**Work task**.
Please restate, word for word, the lines below that begin at the one with "32 further runs" and end at the one with "### 1 The geometry". Leave out all other lines.

**Provided records**.
================

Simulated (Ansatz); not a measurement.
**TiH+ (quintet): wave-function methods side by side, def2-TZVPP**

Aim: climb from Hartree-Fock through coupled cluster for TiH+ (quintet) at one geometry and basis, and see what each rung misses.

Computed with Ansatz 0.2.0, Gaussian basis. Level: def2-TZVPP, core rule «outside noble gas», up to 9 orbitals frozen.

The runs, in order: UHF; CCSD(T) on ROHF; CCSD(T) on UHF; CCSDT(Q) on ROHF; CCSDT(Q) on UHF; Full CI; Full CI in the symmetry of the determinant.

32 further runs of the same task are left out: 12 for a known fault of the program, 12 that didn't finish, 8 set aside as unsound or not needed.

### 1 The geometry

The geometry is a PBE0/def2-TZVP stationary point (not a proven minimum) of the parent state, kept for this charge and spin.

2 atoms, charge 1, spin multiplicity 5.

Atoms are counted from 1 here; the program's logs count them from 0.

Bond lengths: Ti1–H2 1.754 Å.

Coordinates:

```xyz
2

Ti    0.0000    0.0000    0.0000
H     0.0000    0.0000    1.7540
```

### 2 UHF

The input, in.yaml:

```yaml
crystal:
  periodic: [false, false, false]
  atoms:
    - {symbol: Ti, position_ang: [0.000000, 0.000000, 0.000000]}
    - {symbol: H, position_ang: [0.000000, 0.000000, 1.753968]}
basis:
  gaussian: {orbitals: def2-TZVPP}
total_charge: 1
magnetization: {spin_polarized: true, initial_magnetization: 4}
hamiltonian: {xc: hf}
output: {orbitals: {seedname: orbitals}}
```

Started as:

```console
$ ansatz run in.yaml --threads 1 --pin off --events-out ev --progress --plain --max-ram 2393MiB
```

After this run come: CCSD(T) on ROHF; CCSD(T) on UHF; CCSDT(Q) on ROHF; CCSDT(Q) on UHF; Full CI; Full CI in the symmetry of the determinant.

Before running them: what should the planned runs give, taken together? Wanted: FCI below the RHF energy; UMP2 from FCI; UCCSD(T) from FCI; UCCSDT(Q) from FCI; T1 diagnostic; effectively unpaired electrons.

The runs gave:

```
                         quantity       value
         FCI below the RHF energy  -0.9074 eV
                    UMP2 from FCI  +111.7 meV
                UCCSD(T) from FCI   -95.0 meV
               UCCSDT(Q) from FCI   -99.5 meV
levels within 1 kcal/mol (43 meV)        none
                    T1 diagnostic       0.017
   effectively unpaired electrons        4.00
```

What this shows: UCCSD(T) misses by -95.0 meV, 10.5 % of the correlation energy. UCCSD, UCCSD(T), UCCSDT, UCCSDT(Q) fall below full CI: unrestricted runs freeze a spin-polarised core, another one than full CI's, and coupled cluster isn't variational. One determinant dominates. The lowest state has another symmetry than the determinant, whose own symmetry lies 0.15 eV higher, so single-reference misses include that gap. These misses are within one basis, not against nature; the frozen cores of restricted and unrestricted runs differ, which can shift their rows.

================

**Task result**.
32 further runs of the same task are left out: 12 for a known fault of the program, 12 that didn't finish, 8 set aside as unsound or not needed.

### 1 The geometry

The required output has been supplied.